### Brief
What you return has to match the listing below line for line.

━━━ Provided records ━━━
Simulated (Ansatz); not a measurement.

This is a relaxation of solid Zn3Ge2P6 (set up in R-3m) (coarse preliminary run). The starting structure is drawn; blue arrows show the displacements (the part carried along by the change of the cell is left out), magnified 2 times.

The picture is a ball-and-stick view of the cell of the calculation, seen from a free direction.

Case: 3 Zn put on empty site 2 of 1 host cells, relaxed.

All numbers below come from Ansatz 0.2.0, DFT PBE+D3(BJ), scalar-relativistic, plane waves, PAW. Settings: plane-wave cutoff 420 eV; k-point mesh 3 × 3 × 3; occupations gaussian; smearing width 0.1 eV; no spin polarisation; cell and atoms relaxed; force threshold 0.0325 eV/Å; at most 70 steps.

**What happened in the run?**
━━━

### Written response
Simulated (Ansatz); not a measurement.

This is a relaxation of solid Zn3Ge2P6 (set up in R-3m) (coarse preliminary run). The starting structure is drawn; blue arrows show the displacements (the part carried along by the change of the cell is left out), magnified 2 times.

The picture is a ball-and-stick view of the cell of the calculation, seen from a free direction.

Case: 3 Zn put on empty site 2 of 1 host cells, relaxed.

All numbers below come from Ansatz 0.2.0, DFT PBE+D3(BJ), scalar-relativistic, plane waves, PAW. Settings: plane-wave cutoff 420 eV; k-point mesh 3 × 3 × 3; occupations gaussian; smearing width 0.1 eV; no spin polarisation; cell and atoms relaxed; force threshold 0.0325 eV/Å; at most 70 steps.

**What happened in the run?**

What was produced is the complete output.